▶ [Work instruction]
The lines that make up this material should each be returned exactly.

▶ [Data excerpts]
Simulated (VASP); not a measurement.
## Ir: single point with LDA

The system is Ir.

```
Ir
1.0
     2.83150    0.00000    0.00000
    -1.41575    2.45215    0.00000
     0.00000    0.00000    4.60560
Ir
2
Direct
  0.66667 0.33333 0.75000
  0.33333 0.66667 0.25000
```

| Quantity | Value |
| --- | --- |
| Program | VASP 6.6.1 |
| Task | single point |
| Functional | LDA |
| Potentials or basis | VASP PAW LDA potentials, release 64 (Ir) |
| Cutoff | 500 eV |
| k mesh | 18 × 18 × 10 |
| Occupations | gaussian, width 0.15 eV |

▶ [Response]
Simulated (VASP); not a measurement.
## Ir: single point with LDA

The system is Ir.

```
Ir
1.0
     2.83150    0.00000    0.00000
    -1.41575    2.45215    0.00000
     0.00000    0.00000    4.60560
Ir
2
Direct
  0.66667 0.33333 0.75000
  0.33333 0.66667 0.25000
```

| Quantity | Value |
| --- | --- |
| Program | VASP 6.6.1 |
| Task | single point |
| Functional | LDA |
| Potentials or basis | VASP PAW LDA potentials, release 64 (Ir) |
| Cutoff | 500 eV |
| k mesh | 18 × 18 × 10 |
| Occupations | gaussian, width 0.15 eV |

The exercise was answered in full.